Brief
Could you reproduce every record below exactly as written?

- Opening Delimiter -
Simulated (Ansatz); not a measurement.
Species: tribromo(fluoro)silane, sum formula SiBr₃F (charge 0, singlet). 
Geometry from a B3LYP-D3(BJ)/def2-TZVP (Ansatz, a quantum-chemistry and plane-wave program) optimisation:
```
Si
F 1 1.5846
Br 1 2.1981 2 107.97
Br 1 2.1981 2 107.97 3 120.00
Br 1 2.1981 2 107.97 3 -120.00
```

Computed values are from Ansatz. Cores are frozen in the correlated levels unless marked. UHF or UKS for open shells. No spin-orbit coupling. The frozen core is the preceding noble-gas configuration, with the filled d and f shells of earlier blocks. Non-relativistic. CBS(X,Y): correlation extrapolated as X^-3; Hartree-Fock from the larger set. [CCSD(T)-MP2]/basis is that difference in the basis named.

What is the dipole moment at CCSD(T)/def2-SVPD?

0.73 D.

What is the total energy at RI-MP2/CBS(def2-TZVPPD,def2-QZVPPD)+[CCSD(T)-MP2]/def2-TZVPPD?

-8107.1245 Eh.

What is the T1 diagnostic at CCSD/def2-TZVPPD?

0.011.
- Closing Delimiter -

Exercise solution
Simulated (Ansatz); not a measurement.
Species: tribromo(fluoro)silane, sum formula SiBr₃F (charge 0, singlet). 
Geometry from a B3LYP-D3(BJ)/def2-TZVP (Ansatz, a quantum-chemistry and plane-wave program) optimisation:
```
Si
F 1 1.5846
Br 1 2.1981 2 107.97
Br 1 2.1981 2 107.97 3 120.00
Br 1 2.1981 2 107.97 3 -120.00
```

Computed values are from Ansatz. Cores are frozen in the correlated levels unless marked. UHF or UKS for open shells. No spin-orbit coupling. The frozen core is the preceding noble-gas configuration, with the filled d and f shells of earlier blocks. Non-relativistic. CBS(X,Y): correlation extrapolated as X^-3; Hartree-Fock from the larger set. [CCSD(T)-MP2]/basis is that difference in the basis named.

What is the dipole moment at CCSD(T)/def2-SVPD?

0.73 D.

What is the total energy at RI-MP2/CBS(def2-TZVPPD,def2-QZVPPD)+[CCSD(T)-MP2]/def2-TZVPPD?

-8107.1245 Eh.

What is the T1 diagnostic at CCSD/def2-TZVPPD?

0.011.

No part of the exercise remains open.